==== Supplied records ====

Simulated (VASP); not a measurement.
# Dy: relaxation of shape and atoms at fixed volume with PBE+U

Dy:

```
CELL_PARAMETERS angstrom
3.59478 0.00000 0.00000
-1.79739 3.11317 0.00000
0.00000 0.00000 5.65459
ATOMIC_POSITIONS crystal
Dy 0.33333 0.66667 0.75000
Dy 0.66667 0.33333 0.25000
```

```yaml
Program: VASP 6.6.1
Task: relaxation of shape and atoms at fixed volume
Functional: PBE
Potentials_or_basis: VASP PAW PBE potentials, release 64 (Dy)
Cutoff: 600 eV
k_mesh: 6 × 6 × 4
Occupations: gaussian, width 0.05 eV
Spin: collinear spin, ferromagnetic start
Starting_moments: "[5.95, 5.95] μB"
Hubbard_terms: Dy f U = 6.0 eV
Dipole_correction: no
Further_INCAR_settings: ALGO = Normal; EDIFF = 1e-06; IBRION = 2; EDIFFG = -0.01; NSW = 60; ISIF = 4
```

====

Action item
This calls for an exact transcription of every entry above.

Expected answer
Simulated (VASP); not a measurement.
# Dy: relaxation of shape and atoms at fixed volume with PBE+U

Dy:

```
CELL_PARAMETERS angstrom
3.59478 0.00000 0.00000
-1.79739 3.11317 0.00000
0.00000 0.00000 5.65459
ATOMIC_POSITIONS crystal
Dy 0.33333 0.66667 0.75000
Dy 0.66667 0.33333 0.25000
```

```yaml
Program: VASP 6.6.1
Task: relaxation of shape and atoms at fixed volume
Functional: PBE
Potentials_or_basis: VASP PAW PBE potentials, release 64 (Dy)
Cutoff: 600 eV
k_mesh: 6 × 6 × 4
Occupations: gaussian, width 0.05 eV
Spin: collinear spin, ferromagnetic start
Starting_moments: "[5.95, 5.95] μB"
Hubbard_terms: Dy f U = 6.0 eV
Dipole_correction: no
Further_INCAR_settings: ALGO = Normal; EDIFF = 1e-06; IBRION = 2; EDIFFG = -0.01; NSW = 60; ISIF = 4
```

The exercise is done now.